## Work instruction
Beneath this instruction is a listing. Transcribe from it only the stretch from the line with "Hardware: 1 thread" through the line with "Question: How long", both end lines included, exactly as written.

## Listed entries
--

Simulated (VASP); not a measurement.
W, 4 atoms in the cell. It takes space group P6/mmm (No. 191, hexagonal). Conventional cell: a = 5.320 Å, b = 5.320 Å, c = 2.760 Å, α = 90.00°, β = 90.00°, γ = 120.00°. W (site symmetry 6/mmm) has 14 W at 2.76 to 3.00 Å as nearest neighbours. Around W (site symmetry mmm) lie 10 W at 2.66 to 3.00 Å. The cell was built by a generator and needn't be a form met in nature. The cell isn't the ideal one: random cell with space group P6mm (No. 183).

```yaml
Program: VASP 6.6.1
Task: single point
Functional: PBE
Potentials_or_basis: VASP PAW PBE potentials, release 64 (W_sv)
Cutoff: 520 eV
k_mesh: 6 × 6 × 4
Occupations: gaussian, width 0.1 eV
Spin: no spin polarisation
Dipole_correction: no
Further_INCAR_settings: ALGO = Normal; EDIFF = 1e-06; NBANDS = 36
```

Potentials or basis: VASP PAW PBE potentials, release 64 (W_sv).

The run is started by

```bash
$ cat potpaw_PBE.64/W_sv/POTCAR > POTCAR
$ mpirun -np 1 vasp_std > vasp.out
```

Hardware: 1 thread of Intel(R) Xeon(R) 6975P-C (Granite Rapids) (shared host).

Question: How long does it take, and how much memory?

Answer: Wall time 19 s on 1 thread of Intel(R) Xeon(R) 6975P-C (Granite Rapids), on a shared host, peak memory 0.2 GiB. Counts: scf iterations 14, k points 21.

--

## Exercise solution
Hardware: 1 thread of Intel(R) Xeon(R) 6975P-C (Granite Rapids) (shared host).

Question: How long does it take, and how much memory?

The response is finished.